WORK ITEM: The line containing "C 14 %, O 9 % |" marks the end, so write out exactly every line from the top of the entries below through that one.

SOURCE MATERIAL:
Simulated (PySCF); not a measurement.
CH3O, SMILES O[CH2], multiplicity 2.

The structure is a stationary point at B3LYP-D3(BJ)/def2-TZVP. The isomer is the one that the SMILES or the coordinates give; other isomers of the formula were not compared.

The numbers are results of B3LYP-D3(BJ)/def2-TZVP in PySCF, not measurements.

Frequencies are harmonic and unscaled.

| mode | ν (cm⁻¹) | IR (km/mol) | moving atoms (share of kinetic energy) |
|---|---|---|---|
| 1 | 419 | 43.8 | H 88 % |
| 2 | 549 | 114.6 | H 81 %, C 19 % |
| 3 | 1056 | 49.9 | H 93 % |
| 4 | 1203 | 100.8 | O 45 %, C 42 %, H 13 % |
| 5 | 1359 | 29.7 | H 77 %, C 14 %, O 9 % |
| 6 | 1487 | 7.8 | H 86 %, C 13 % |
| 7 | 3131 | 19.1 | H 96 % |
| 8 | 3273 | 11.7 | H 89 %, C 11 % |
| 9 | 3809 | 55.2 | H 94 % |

YOUR SOLUTION:
Simulated (PySCF); not a measurement.
CH3O, SMILES O[CH2], multiplicity 2.

The structure is a stationary point at B3LYP-D3(BJ)/def2-TZVP. The isomer is the one that the SMILES or the coordinates give; other isomers of the formula were not compared.

The numbers are results of B3LYP-D3(BJ)/def2-TZVP in PySCF, not measurements.

Frequencies are harmonic and unscaled.

| mode | ν (cm⁻¹) | IR (km/mol) | moving atoms (share of kinetic energy) |
|---|---|---|---|
| 1 | 419 | 43.8 | H 88 % |
| 2 | 549 | 114.6 | H 81 %, C 19 % |
| 3 | 1056 | 49.9 | H 93 % |
| 4 | 1203 | 100.8 | O 45 %, C 42 %, H 13 % |
| 5 | 1359 | 29.7 | H 77 %, C 14 %, O 9 % |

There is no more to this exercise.